→ **RECORDS PROVIDED**:
────────

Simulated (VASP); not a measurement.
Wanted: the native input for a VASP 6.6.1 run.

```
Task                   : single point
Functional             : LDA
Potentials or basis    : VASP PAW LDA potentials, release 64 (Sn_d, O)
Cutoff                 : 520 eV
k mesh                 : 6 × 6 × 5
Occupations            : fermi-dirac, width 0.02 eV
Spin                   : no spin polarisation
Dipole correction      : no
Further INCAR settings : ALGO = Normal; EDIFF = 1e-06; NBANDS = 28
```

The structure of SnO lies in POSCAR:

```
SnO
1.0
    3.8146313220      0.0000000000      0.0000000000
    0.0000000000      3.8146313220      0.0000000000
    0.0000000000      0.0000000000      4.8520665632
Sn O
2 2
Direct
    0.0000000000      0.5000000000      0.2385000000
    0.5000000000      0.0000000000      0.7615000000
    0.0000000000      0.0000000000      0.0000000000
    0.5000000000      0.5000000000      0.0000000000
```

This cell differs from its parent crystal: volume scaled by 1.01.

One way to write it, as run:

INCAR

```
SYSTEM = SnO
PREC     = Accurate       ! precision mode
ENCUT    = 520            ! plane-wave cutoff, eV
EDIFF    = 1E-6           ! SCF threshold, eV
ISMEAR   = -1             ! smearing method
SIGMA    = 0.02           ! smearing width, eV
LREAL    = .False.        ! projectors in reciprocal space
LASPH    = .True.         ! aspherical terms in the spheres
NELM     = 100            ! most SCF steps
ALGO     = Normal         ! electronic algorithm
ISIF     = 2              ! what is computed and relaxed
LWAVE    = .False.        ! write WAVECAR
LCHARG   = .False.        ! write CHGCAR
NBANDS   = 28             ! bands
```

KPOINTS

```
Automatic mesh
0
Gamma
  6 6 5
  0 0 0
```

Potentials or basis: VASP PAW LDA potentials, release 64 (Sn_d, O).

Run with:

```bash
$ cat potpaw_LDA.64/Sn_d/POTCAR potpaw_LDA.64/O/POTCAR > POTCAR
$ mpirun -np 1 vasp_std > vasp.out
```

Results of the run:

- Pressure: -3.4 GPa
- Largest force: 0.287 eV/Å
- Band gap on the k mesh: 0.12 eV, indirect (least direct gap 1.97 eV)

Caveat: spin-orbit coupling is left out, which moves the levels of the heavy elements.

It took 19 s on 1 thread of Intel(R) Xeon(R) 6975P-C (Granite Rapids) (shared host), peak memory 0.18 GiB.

────────

→ **ACTIVITY**: Retype exactly the lines from the start of the entries through the one with "Caveat: spin-orbit coupling"; include both ends.

→ **PROBLEM SOLUTION**:
Simulated (VASP); not a measurement.
Wanted: the native input for a VASP 6.6.1 run.

```
Task                   : single point
Functional             : LDA
Potentials or basis    : VASP PAW LDA potentials, release 64 (Sn_d, O)
Cutoff                 : 520 eV
k mesh                 : 6 × 6 × 5
Occupations            : fermi-dirac, width 0.02 eV
Spin                   : no spin polarisation
Dipole correction      : no
Further INCAR settings : ALGO = Normal; EDIFF = 1e-06; NBANDS = 28
```

The structure of SnO lies in POSCAR:

```
SnO
1.0
    3.8146313220      0.0000000000      0.0000000000
    0.0000000000      3.8146313220      0.0000000000
    0.0000000000      0.0000000000      4.8520665632
Sn O
2 2
Direct
    0.0000000000      0.5000000000      0.2385000000
    0.5000000000      0.0000000000      0.7615000000
    0.0000000000      0.0000000000      0.0000000000
    0.5000000000      0.5000000000      0.0000000000
```

This cell differs from its parent crystal: volume scaled by 1.01.

One way to write it, as run:

INCAR

```
SYSTEM = SnO
PREC     = Accurate       ! precision mode
ENCUT    = 520            ! plane-wave cutoff, eV
EDIFF    = 1E-6           ! SCF threshold, eV
ISMEAR   = -1             ! smearing method
SIGMA    = 0.02           ! smearing width, eV
LREAL    = .False.        ! projectors in reciprocal space
LASPH    = .True.         ! aspherical terms in the spheres
NELM     = 100            ! most SCF steps
ALGO     = Normal         ! electronic algorithm
ISIF     = 2              ! what is computed and relaxed
LWAVE    = .False.        ! write WAVECAR
LCHARG   = .False.        ! write CHGCAR
NBANDS   = 28             ! bands
```

KPOINTS

```
Automatic mesh
0
Gamma
  6 6 5
  0 0 0
```

Potentials or basis: VASP PAW LDA potentials, release 64 (Sn_d, O).

Run with:

```bash
$ cat potpaw_LDA.64/Sn_d/POTCAR potpaw_LDA.64/O/POTCAR > POTCAR
$ mpirun -np 1 vasp_std > vasp.out
```

Results of the run:

- Pressure: -3.4 GPa
- Largest force: 0.287 eV/Å
- Band gap on the k mesh: 0.12 eV, indirect (least direct gap 1.97 eV)

Caveat: spin-orbit coupling is left out, which moves the levels of the heavy elements.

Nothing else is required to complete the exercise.